» **Activity**:
Retype exactly the lines that run from the start of the data to the line holding "4.4 | -0.61 |", including both, and only those.

» **Dataset records**:
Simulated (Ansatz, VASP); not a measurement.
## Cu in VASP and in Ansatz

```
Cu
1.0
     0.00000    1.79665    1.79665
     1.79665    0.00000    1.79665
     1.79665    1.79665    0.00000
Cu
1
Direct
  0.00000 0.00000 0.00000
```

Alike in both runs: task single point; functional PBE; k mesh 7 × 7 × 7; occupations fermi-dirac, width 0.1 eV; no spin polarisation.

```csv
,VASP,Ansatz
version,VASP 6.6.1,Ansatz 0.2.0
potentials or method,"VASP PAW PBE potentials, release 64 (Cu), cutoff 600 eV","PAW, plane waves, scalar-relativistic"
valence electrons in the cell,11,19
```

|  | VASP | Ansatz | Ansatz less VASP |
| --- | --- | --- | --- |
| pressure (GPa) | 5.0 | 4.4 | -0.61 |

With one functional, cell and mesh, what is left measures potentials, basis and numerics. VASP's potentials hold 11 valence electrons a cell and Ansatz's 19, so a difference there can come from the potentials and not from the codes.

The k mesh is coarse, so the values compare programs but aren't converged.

» **Answer space**:
Simulated (Ansatz, VASP); not a measurement.
## Cu in VASP and in Ansatz

```
Cu
1.0
     0.00000    1.79665    1.79665
     1.79665    0.00000    1.79665
     1.79665    1.79665    0.00000
Cu
1
Direct
  0.00000 0.00000 0.00000
```

Alike in both runs: task single point; functional PBE; k mesh 7 × 7 × 7; occupations fermi-dirac, width 0.1 eV; no spin polarisation.

```csv
,VASP,Ansatz
version,VASP 6.6.1,Ansatz 0.2.0
potentials or method,"VASP PAW PBE potentials, release 64 (Cu), cutoff 600 eV","PAW, plane waves, scalar-relativistic"
valence electrons in the cell,11,19
```

|  | VASP | Ansatz | Ansatz less VASP |
| --- | --- | --- | --- |
| pressure (GPa) | 5.0 | 4.4 | -0.61 |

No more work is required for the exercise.